▶ Assignment: In the listing beneath this line, copy exactly the lines starting with the one containing "Computed with GFN2-xTB" and going on through the one containing "Task: What forces".

-------------------------

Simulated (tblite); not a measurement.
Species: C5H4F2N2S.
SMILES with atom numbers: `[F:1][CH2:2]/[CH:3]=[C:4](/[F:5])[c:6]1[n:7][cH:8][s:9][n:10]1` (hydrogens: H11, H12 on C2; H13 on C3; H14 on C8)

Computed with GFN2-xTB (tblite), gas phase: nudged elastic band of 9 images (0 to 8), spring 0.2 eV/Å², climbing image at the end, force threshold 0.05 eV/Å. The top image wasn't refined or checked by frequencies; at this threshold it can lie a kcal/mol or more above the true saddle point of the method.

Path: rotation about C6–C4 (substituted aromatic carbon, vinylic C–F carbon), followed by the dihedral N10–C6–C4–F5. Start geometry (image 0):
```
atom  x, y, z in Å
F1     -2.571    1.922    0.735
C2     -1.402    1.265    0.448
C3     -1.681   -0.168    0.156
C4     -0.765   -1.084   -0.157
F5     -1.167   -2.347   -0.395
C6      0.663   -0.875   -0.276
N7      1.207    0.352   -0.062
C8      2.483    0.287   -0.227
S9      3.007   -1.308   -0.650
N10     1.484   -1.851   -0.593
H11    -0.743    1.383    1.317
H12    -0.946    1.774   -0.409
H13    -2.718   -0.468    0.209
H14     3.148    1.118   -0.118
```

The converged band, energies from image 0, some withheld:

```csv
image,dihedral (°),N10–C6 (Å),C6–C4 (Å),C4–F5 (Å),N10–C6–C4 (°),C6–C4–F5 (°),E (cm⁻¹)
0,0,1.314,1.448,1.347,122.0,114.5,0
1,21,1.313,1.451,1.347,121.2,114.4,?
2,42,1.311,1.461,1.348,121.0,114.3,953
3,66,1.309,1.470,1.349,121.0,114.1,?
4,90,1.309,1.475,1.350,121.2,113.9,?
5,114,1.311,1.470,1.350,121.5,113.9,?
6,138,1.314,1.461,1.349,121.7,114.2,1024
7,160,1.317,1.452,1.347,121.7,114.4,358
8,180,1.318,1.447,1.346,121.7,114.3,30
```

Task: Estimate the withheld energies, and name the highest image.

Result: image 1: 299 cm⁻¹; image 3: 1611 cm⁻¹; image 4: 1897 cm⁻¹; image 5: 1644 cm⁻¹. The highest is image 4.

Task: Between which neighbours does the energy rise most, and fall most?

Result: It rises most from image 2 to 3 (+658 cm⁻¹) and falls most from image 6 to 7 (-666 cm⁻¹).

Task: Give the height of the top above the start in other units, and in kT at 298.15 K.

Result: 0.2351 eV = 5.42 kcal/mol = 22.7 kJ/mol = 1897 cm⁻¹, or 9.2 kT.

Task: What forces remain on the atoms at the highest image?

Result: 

-------------------------

▶ Written solution:
Computed with GFN2-xTB (tblite), gas phase: nudged elastic band of 9 images (0 to 8), spring 0.2 eV/Å², climbing image at the end, force threshold 0.05 eV/Å. The top image wasn't refined or checked by frequencies; at this threshold it can lie a kcal/mol or more above the true saddle point of the method.

Path: rotation about C6–C4 (substituted aromatic carbon, vinylic C–F carbon), followed by the dihedral N10–C6–C4–F5. Start geometry (image 0):
```
atom  x, y, z in Å
F1     -2.571    1.922    0.735
C2     -1.402    1.265    0.448
C3     -1.681   -0.168    0.156
C4     -0.765   -1.084   -0.157
F5     -1.167   -2.347   -0.395
C6      0.663   -0.875   -0.276
N7      1.207    0.352   -0.062
C8      2.483    0.287   -0.227
S9      3.007   -1.308   -0.650
N10     1.484   -1.851   -0.593
H11    -0.743    1.383    1.317
H12    -0.946    1.774   -0.409
H13    -2.718   -0.468    0.209
H14     3.148    1.118   -0.118
```

The converged band, energies from image 0, some withheld:

```csv
image,dihedral (°),N10–C6 (Å),C6–C4 (Å),C4–F5 (Å),N10–C6–C4 (°),C6–C4–F5 (°),E (cm⁻¹)
0,0,1.314,1.448,1.347,122.0,114.5,0
1,21,1.313,1.451,1.347,121.2,114.4,?
2,42,1.311,1.461,1.348,121.0,114.3,953
3,66,1.309,1.470,1.349,121.0,114.1,?
4,90,1.309,1.475,1.350,121.2,113.9,?
5,114,1.311,1.470,1.350,121.5,113.9,?
6,138,1.314,1.461,1.349,121.7,114.2,1024
7,160,1.317,1.452,1.347,121.7,114.4,358
8,180,1.318,1.447,1.346,121.7,114.3,30
```

Task: Estimate the withheld energies, and name the highest image.

Result: image 1: 299 cm⁻¹; image 3: 1611 cm⁻¹; image 4: 1897 cm⁻¹; image 5: 1644 cm⁻¹. The highest is image 4.

Task: Between which neighbours does the energy rise most, and fall most?

Result: It rises most from image 2 to 3 (+658 cm⁻¹) and falls most from image 6 to 7 (-666 cm⁻¹).

Task: Give the height of the top above the start in other units, and in kT at 298.15 K.

Result: 0.2351 eV = 5.42 kcal/mol = 22.7 kJ/mol = 1897 cm⁻¹, or 9.2 kT.

Task: What forces remain on the atoms at the highest image?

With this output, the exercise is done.